*EXCERPTED DATA*
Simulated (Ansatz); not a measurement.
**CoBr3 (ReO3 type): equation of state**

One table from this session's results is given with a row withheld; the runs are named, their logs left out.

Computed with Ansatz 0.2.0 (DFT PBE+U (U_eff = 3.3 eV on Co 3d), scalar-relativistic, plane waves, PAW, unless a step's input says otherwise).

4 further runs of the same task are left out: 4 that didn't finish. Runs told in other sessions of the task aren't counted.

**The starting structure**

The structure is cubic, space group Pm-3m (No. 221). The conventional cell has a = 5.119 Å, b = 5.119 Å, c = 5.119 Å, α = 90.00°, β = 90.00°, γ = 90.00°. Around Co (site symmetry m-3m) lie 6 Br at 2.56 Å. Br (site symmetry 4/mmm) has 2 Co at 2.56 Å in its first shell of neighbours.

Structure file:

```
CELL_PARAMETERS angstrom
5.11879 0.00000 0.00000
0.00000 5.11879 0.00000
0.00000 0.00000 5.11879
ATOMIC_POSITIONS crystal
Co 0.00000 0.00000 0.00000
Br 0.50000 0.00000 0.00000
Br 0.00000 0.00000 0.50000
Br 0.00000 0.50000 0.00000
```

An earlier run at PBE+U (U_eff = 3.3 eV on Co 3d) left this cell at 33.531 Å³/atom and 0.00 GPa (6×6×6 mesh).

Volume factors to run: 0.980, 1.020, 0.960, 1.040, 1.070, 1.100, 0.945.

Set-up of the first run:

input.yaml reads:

*REQUIRED ACTION*
Transcribe exactly, and only, the lines from the opening line of the records through the line containing "One table from".

*RESPONSE AREA*
Simulated (Ansatz); not a measurement.
**CoBr3 (ReO3 type): equation of state**

One table from this session's results is given with a row withheld; the runs are named, their logs left out.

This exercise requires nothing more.